-- -- --
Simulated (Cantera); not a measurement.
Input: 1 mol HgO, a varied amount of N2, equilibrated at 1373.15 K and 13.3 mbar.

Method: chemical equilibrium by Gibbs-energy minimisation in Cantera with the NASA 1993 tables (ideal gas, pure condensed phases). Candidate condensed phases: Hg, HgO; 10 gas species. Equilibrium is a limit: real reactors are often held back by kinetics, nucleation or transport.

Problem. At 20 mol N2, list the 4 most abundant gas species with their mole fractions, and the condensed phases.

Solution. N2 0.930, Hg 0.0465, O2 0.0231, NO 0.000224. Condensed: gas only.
-- -- --

■ WORK INSTRUCTION ■
Having read the material, return all of it word for word.

■ TASK OUTPUT ■
Simulated (Cantera); not a measurement.
Input: 1 mol HgO, a varied amount of N2, equilibrated at 1373.15 K and 13.3 mbar.

Method: chemical equilibrium by Gibbs-energy minimisation in Cantera with the NASA 1993 tables (ideal gas, pure condensed phases). Candidate condensed phases: Hg, HgO; 10 gas species. Equilibrium is a limit: real reactors are often held back by kinetics, nucleation or transport.

Problem. At 20 mol N2, list the 4 most abundant gas species with their mole fractions, and the condensed phases.

Solution. N2 0.930, Hg 0.0465, O2 0.0231, NO 0.000224. Condensed: gas only.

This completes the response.